◆ **Data extracts**
%%

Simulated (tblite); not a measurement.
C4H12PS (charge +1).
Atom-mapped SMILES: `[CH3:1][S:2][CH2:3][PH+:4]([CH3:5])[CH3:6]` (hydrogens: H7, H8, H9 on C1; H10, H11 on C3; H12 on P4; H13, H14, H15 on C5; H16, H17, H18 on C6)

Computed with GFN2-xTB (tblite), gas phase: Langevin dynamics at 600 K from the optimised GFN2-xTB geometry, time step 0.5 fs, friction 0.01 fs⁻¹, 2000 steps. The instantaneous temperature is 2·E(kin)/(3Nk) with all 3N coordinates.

%%

◆ **Brief**
Output each entry once again, exactly as shown above.

◆ **Written reply**
Simulated (tblite); not a measurement.
C4H12PS (charge +1).
Atom-mapped SMILES: `[CH3:1][S:2][CH2:3][PH+:4]([CH3:5])[CH3:6]` (hydrogens: H7, H8, H9 on C1; H10, H11 on C3; H12 on P4; H13, H14, H15 on C5; H16, H17, H18 on C6)

Computed with GFN2-xTB (tblite), gas phase: Langevin dynamics at 600 K from the optimised GFN2-xTB geometry, time step 0.5 fs, friction 0.01 fs⁻¹, 2000 steps. The instantaneous temperature is 2·E(kin)/(3Nk) with all 3N coordinates.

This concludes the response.